** Provided material **
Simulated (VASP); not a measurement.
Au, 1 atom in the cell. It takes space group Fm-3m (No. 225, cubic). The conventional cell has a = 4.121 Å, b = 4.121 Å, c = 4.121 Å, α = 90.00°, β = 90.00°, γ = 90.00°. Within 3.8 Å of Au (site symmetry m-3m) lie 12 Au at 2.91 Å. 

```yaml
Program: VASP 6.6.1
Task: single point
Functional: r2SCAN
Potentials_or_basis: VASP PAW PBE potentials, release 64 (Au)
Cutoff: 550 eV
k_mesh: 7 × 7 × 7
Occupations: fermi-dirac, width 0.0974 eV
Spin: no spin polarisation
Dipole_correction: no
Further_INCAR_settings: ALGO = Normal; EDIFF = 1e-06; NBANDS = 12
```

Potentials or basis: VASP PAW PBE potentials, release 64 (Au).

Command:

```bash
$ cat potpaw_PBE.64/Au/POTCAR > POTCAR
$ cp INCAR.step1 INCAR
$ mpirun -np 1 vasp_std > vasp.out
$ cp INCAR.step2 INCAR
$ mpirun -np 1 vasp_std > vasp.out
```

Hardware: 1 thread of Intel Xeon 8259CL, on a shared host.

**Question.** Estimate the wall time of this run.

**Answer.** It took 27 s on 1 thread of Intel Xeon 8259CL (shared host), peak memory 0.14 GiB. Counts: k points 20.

** Required action **
Return the span of lines in the data above that opens at the line with "Potentials or basis: VASP" and closes at the line with "of this run.", exactly, ends included, nothing else.

** Problem solution **
Potentials or basis: VASP PAW PBE potentials, release 64 (Au).

Command:

```bash
$ cat potpaw_PBE.64/Au/POTCAR > POTCAR
$ cp INCAR.step1 INCAR
$ mpirun -np 1 vasp_std > vasp.out
$ cp INCAR.step2 INCAR
$ mpirun -np 1 vasp_std > vasp.out
```

Hardware: 1 thread of Intel Xeon 8259CL, on a shared host.

**Question.** Estimate the wall time of this run.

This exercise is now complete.